DATASET RECORDS:
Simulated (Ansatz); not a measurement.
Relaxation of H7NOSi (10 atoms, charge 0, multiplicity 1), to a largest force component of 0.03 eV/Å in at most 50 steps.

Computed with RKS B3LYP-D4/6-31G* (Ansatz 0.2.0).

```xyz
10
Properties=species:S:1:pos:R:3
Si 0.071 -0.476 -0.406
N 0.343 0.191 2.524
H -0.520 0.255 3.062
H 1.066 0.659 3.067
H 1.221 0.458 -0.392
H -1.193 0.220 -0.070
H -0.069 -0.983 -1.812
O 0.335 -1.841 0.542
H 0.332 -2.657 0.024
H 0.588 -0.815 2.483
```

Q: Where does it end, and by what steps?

REQUIREMENT: Return the data in full, exactly as it appears above.

WRITTEN REPLY:
Simulated (Ansatz); not a measurement.
Relaxation of H7NOSi (10 atoms, charge 0, multiplicity 1), to a largest force component of 0.03 eV/Å in at most 50 steps.

Computed with RKS B3LYP-D4/6-31G* (Ansatz 0.2.0).

```xyz
10
Properties=species:S:1:pos:R:3
Si 0.071 -0.476 -0.406
N 0.343 0.191 2.524
H -0.520 0.255 3.062
H 1.066 0.659 3.067
H 1.221 0.458 -0.392
H -1.193 0.220 -0.070
H -0.069 -0.983 -1.812
O 0.335 -1.841 0.542
H 0.332 -2.657 0.024
H 0.588 -0.815 2.483
```

Q: Where does it end, and by what steps?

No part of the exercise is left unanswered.